** DATA SHOWN follows **

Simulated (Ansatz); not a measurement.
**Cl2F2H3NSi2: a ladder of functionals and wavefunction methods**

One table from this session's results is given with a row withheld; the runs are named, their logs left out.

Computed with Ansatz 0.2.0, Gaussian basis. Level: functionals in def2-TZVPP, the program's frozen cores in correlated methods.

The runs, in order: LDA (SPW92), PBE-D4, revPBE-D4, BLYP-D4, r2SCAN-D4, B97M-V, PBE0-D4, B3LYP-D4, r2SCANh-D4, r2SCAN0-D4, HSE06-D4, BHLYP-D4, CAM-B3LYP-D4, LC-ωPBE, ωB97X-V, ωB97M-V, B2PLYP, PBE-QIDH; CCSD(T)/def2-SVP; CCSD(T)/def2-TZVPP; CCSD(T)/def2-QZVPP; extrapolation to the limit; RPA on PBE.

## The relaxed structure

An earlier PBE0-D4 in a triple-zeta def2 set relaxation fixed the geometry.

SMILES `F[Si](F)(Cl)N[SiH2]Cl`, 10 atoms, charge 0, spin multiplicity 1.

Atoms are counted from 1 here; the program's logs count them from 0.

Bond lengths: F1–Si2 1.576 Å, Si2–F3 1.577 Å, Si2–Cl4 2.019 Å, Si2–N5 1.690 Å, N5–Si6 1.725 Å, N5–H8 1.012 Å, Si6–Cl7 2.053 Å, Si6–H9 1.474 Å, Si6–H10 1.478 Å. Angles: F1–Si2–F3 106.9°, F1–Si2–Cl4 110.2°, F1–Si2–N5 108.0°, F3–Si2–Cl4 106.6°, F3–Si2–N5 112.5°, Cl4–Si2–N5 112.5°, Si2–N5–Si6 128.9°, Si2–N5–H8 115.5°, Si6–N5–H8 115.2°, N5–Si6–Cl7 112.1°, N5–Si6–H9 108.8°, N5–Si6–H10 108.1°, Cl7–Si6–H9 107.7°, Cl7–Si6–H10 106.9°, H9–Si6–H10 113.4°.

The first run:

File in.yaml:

** End of DATA SHOWN **

The lines from the first of the entries through the line holding "Atoms are counted" are to be restated word for word, and no others.

Simulated (Ansatz); not a measurement.
**Cl2F2H3NSi2: a ladder of functionals and wavefunction methods**

One table from this session's results is given with a row withheld; the runs are named, their logs left out.

Computed with Ansatz 0.2.0, Gaussian basis. Level: functionals in def2-TZVPP, the program's frozen cores in correlated methods.

The runs, in order: LDA (SPW92), PBE-D4, revPBE-D4, BLYP-D4, r2SCAN-D4, B97M-V, PBE0-D4, B3LYP-D4, r2SCANh-D4, r2SCAN0-D4, HSE06-D4, BHLYP-D4, CAM-B3LYP-D4, LC-ωPBE, ωB97X-V, ωB97M-V, B2PLYP, PBE-QIDH; CCSD(T)/def2-SVP; CCSD(T)/def2-TZVPP; CCSD(T)/def2-QZVPP; extrapolation to the limit; RPA on PBE.

## The relaxed structure

An earlier PBE0-D4 in a triple-zeta def2 set relaxation fixed the geometry.

SMILES `F[Si](F)(Cl)N[SiH2]Cl`, 10 atoms, charge 0, spin multiplicity 1.

Atoms are counted from 1 here; the program's logs count them from 0.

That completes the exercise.